▶ Record set
- Opening Delimiter -

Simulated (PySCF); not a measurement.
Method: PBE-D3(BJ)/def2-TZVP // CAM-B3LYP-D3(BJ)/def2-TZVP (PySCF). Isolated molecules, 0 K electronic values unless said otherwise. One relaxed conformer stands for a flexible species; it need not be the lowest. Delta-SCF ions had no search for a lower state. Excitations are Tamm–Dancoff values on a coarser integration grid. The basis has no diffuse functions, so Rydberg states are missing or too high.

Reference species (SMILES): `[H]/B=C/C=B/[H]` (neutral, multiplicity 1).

- Closing Delimiter -

▶ Work instruction
Give back the entire listing exactly as it was written.

▶ Problem solution
Simulated (PySCF); not a measurement.
Method: PBE-D3(BJ)/def2-TZVP // CAM-B3LYP-D3(BJ)/def2-TZVP (PySCF). Isolated molecules, 0 K electronic values unless said otherwise. One relaxed conformer stands for a flexible species; it need not be the lowest. Delta-SCF ions had no search for a lower state. Excitations are Tamm–Dancoff values on a coarser integration grid. The basis has no diffuse functions, so Rydberg states are missing or too high.

Reference species (SMILES): `[H]/B=C/C=B/[H]` (neutral, multiplicity 1).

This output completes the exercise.